Exactly as written, transcribe each line of the listing.

### [Data extract]
-=-=-
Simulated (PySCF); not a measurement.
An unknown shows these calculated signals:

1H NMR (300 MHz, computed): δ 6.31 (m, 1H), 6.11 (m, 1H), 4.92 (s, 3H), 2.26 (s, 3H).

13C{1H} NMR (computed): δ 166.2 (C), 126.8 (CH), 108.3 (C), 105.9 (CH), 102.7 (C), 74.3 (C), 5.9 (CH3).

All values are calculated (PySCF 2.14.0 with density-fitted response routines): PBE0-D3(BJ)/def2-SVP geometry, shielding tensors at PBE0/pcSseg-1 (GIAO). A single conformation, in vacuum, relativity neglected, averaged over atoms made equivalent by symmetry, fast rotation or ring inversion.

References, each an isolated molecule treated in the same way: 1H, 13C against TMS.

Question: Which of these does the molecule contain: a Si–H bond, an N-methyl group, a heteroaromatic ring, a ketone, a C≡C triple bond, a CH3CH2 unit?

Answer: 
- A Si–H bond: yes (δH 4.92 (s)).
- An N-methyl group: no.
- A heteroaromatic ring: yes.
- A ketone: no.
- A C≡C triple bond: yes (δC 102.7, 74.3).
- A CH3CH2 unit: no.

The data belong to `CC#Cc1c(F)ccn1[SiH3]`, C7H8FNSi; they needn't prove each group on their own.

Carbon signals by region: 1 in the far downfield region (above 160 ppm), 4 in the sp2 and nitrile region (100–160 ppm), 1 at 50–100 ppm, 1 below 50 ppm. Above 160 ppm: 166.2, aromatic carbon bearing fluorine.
-=-=-

### [Response box]
Simulated (PySCF); not a measurement.
An unknown shows these calculated signals:

1H NMR (300 MHz, computed): δ 6.31 (m, 1H), 6.11 (m, 1H), 4.92 (s, 3H), 2.26 (s, 3H).

13C{1H} NMR (computed): δ 166.2 (C), 126.8 (CH), 108.3 (C), 105.9 (CH), 102.7 (C), 74.3 (C), 5.9 (CH3).

All values are calculated (PySCF 2.14.0 with density-fitted response routines): PBE0-D3(BJ)/def2-SVP geometry, shielding tensors at PBE0/pcSseg-1 (GIAO). A single conformation, in vacuum, relativity neglected, averaged over atoms made equivalent by symmetry, fast rotation or ring inversion.

References, each an isolated molecule treated in the same way: 1H, 13C against TMS.

Question: Which of these does the molecule contain: a Si–H bond, an N-methyl group, a heteroaromatic ring, a ketone, a C≡C triple bond, a CH3CH2 unit?

Answer: 
- A Si–H bond: yes (δH 4.92 (s)).
- An N-methyl group: no.
- A heteroaromatic ring: yes.
- A ketone: no.
- A C≡C triple bond: yes (δC 102.7, 74.3).
- A CH3CH2 unit: no.

The data belong to `CC#Cc1c(F)ccn1[SiH3]`, C7H8FNSi; they needn't prove each group on their own.

Carbon signals by region: 1 in the far downfield region (above 160 ppm), 4 in the sp2 and nitrile region (100–160 ppm), 1 at 50–100 ppm, 1 below 50 ppm. Above 160 ppm: 166.2, aromatic carbon bearing fluorine.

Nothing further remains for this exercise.